Exercise ▸ All of the entries below must be copied out exactly.

Provided records ▸
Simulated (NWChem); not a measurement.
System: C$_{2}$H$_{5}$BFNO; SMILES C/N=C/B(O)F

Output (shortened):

Answer space ▸
Simulated (NWChem); not a measurement.
System: C$_{2}$H$_{5}$BFNO; SMILES C/N=C/B(O)F

Output (shortened):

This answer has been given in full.